=== Activity ===
For this exercise, transcribe all of the entries exactly.

=== Supplied information ===
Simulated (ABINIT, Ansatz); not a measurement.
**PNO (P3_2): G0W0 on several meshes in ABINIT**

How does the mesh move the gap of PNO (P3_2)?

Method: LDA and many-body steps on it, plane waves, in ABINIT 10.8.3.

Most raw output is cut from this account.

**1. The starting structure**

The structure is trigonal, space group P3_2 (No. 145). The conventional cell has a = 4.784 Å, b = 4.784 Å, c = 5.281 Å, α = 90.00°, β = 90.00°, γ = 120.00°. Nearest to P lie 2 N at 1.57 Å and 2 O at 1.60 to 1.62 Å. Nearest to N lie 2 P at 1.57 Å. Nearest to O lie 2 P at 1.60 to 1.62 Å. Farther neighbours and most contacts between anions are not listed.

=== Task response ===
Simulated (ABINIT, Ansatz); not a measurement.
**PNO (P3_2): G0W0 on several meshes in ABINIT**

How does the mesh move the gap of PNO (P3_2)?

Method: LDA and many-body steps on it, plane waves, in ABINIT 10.8.3.

Most raw output is cut from this account.

**1. The starting structure**

The structure is trigonal, space group P3_2 (No. 145). The conventional cell has a = 4.784 Å, b = 4.784 Å, c = 5.281 Å, α = 90.00°, β = 90.00°, γ = 120.00°. Nearest to P lie 2 N at 1.57 Å and 2 O at 1.60 to 1.62 Å. Nearest to N lie 2 P at 1.57 Å. Nearest to O lie 2 P at 1.60 to 1.62 Å. Farther neighbours and most contacts between anions are not listed.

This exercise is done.